● **Work request**: What is needed is the whole of the data, set down exactly.

● **Information provided**:
◇ ◇ ◇ ◇ ◇ ◇ ◇
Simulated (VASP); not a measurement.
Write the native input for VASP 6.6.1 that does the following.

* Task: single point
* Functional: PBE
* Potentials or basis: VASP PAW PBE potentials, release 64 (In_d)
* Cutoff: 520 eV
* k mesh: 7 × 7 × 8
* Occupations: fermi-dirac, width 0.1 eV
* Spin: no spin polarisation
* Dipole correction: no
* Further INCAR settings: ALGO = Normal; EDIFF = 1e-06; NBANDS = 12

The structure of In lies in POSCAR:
◇ ◇ ◇ ◇ ◇ ◇ ◇

● **Exercise solution**:
Simulated (VASP); not a measurement.
Write the native input for VASP 6.6.1 that does the following.

* Task: single point
* Functional: PBE
* Potentials or basis: VASP PAW PBE potentials, release 64 (In_d)
* Cutoff: 520 eV
* k mesh: 7 × 7 × 8
* Occupations: fermi-dirac, width 0.1 eV
* Spin: no spin polarisation
* Dipole correction: no
* Further INCAR settings: ALGO = Normal; EDIFF = 1e-06; NBANDS = 12

The structure of In lies in POSCAR:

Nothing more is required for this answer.